RECORDED INFORMATION —
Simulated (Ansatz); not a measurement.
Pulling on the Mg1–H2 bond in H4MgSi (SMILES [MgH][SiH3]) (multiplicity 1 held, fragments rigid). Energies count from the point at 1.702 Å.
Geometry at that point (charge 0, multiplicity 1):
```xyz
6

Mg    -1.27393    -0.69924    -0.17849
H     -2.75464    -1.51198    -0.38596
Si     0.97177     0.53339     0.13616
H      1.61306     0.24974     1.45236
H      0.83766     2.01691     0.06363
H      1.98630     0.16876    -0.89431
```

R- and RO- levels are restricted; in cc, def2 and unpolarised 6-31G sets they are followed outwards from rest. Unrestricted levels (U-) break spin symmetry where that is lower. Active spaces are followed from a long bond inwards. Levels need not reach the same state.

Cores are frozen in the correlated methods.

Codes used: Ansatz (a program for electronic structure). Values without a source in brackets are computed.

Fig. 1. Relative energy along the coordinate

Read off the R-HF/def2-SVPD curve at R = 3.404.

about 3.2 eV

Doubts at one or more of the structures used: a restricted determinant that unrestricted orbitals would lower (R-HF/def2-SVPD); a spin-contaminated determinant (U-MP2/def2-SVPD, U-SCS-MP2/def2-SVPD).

ASSIGNED TASK — In the entries above, find the line holding "Geometry at that" and the line holding "about 3.2 eV", then retype exactly those two lines and every line between them, and nothing else.

TASK RESULT —
Geometry at that point (charge 0, multiplicity 1):
```xyz
6

Mg    -1.27393    -0.69924    -0.17849
H     -2.75464    -1.51198    -0.38596
Si     0.97177     0.53339     0.13616
H      1.61306     0.24974     1.45236
H      0.83766     2.01691     0.06363
H      1.98630     0.16876    -0.89431
```

R- and RO- levels are restricted; in cc, def2 and unpolarised 6-31G sets they are followed outwards from rest. Unrestricted levels (U-) break spin symmetry where that is lower. Active spaces are followed from a long bond inwards. Levels need not reach the same state.

Cores are frozen in the correlated methods.

Codes used: Ansatz (a program for electronic structure). Values without a source in brackets are computed.

Fig. 1. Relative energy along the coordinate

Read off the R-HF/def2-SVPD curve at R = 3.404.

about 3.2 eV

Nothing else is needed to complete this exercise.